##### Data #####

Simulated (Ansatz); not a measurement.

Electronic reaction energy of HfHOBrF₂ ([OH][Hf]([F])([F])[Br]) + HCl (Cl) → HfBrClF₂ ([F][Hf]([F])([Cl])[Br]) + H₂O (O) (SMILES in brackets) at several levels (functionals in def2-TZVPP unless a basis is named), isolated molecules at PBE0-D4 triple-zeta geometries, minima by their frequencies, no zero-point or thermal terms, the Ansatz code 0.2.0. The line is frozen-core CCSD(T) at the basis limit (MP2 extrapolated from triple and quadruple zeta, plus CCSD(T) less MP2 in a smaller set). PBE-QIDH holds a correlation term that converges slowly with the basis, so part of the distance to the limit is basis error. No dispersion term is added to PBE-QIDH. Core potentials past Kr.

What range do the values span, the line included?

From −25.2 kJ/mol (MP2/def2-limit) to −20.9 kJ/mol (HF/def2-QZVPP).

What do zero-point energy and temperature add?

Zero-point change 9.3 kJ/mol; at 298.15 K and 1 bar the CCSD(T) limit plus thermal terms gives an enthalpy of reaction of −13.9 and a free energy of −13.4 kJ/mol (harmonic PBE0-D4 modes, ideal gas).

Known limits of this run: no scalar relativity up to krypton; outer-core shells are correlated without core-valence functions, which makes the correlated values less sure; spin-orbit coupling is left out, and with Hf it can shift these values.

#####

◆ Task item ◆
Print exactly, and only, the lines beginning at the top of the listing and ending at the line with "Zero-point change 9.3".

◆ Exercise response ◆
Simulated (Ansatz); not a measurement.

Electronic reaction energy of HfHOBrF₂ ([OH][Hf]([F])([F])[Br]) + HCl (Cl) → HfBrClF₂ ([F][Hf]([F])([Cl])[Br]) + H₂O (O) (SMILES in brackets) at several levels (functionals in def2-TZVPP unless a basis is named), isolated molecules at PBE0-D4 triple-zeta geometries, minima by their frequencies, no zero-point or thermal terms, the Ansatz code 0.2.0. The line is frozen-core CCSD(T) at the basis limit (MP2 extrapolated from triple and quadruple zeta, plus CCSD(T) less MP2 in a smaller set). PBE-QIDH holds a correlation term that converges slowly with the basis, so part of the distance to the limit is basis error. No dispersion term is added to PBE-QIDH. Core potentials past Kr.

What range do the values span, the line included?

From −25.2 kJ/mol (MP2/def2-limit) to −20.9 kJ/mol (HF/def2-QZVPP).

What do zero-point energy and temperature add?

Zero-point change 9.3 kJ/mol; at 298.15 K and 1 bar the CCSD(T) limit plus thermal terms gives an enthalpy of reaction of −13.9 and a free energy of −13.4 kJ/mol (harmonic PBE0-D4 modes, ideal gas).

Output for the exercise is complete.